* ASSIGNMENT
Taking the line with "C₂H₅O₂, charge +1." as the first and the line with "Vertical excitations. Isolated" as the last, set down exactly every line in that range from the entries below, and no more.

——————

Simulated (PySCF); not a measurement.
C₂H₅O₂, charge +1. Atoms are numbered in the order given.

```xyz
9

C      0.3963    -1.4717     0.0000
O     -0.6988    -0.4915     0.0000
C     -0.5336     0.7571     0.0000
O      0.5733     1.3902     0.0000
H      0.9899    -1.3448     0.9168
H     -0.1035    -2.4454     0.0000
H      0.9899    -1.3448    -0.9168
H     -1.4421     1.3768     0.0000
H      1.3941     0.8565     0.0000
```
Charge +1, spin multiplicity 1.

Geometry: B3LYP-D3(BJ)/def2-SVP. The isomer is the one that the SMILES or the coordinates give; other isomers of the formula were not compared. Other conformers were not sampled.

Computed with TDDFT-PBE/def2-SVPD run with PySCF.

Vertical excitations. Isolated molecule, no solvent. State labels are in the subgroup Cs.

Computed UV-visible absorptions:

——————

* WRITTEN ANSWER
C₂H₅O₂, charge +1. Atoms are numbered in the order given.

```xyz
9

C      0.3963    -1.4717     0.0000
O     -0.6988    -0.4915     0.0000
C     -0.5336     0.7571     0.0000
O      0.5733     1.3902     0.0000
H      0.9899    -1.3448     0.9168
H     -0.1035    -2.4454     0.0000
H      0.9899    -1.3448    -0.9168
H     -1.4421     1.3768     0.0000
H      1.3941     0.8565     0.0000
```
Charge +1, spin multiplicity 1.

Geometry: B3LYP-D3(BJ)/def2-SVP. The isomer is the one that the SMILES or the coordinates give; other isomers of the formula were not compared. Other conformers were not sampled.

Computed with TDDFT-PBE/def2-SVPD run with PySCF.

Vertical excitations. Isolated molecule, no solvent. State labels are in the subgroup Cs.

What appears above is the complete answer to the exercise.